### Brief
Begin at the top of the following data. Copy each line exactly until you have copied the line containing "few per cent.".

### Provided data
·····

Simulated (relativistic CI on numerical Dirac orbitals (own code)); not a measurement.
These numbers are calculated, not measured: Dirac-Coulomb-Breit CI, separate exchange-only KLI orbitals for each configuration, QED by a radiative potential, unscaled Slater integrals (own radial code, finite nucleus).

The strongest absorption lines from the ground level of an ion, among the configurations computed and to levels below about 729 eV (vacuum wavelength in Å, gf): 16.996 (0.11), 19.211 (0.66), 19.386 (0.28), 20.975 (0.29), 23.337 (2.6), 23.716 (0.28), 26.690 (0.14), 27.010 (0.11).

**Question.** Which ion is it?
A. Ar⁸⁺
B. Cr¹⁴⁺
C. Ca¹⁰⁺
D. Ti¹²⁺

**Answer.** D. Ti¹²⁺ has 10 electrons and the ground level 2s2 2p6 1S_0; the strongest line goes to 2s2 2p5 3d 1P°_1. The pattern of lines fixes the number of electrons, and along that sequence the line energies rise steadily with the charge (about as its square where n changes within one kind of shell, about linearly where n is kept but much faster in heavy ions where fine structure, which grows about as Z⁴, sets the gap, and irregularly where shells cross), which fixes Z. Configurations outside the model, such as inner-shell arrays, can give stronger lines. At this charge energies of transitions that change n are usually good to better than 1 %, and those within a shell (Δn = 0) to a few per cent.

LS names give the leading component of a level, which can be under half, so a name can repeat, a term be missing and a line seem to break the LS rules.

·····

### Exercise output
Simulated (relativistic CI on numerical Dirac orbitals (own code)); not a measurement.
These numbers are calculated, not measured: Dirac-Coulomb-Breit CI, separate exchange-only KLI orbitals for each configuration, QED by a radiative potential, unscaled Slater integrals (own radial code, finite nucleus).

The strongest absorption lines from the ground level of an ion, among the configurations computed and to levels below about 729 eV (vacuum wavelength in Å, gf): 16.996 (0.11), 19.211 (0.66), 19.386 (0.28), 20.975 (0.29), 23.337 (2.6), 23.716 (0.28), 26.690 (0.14), 27.010 (0.11).

**Question.** Which ion is it?
A. Ar⁸⁺
B. Cr¹⁴⁺
C. Ca¹⁰⁺
D. Ti¹²⁺

**Answer.** D. Ti¹²⁺ has 10 electrons and the ground level 2s2 2p6 1S_0; the strongest line goes to 2s2 2p5 3d 1P°_1. The pattern of lines fixes the number of electrons, and along that sequence the line energies rise steadily with the charge (about as its square where n changes within one kind of shell, about linearly where n is kept but much faster in heavy ions where fine structure, which grows about as Z⁴, sets the gap, and irregularly where shells cross), which fixes Z. Configurations outside the model, such as inner-shell arrays, can give stronger lines. At this charge energies of transitions that change n are usually good to better than 1 %, and those within a shell (Δn = 0) to a few per cent.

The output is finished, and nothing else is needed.